- Work request
Exact reproduction required: the lines below from the line with "This isn't the" to the line with "## Step 2: Single point, PBEsol", both ends included, and no others.

- Supplied information
□ □ □ □ □ □ □
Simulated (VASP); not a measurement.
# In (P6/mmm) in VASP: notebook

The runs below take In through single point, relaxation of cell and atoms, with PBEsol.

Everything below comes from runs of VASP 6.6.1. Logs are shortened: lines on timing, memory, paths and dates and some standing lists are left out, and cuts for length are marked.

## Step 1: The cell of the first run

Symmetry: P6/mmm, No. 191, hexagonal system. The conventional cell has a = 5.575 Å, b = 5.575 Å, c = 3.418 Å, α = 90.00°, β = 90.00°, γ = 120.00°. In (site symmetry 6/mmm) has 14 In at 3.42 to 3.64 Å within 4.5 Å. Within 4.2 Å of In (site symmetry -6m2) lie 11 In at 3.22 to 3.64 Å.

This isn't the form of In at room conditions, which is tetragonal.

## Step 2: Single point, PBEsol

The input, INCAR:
□ □ □ □ □ □ □

- Problem solution
This isn't the form of In at room conditions, which is tetragonal.

## Step 2: Single point, PBEsol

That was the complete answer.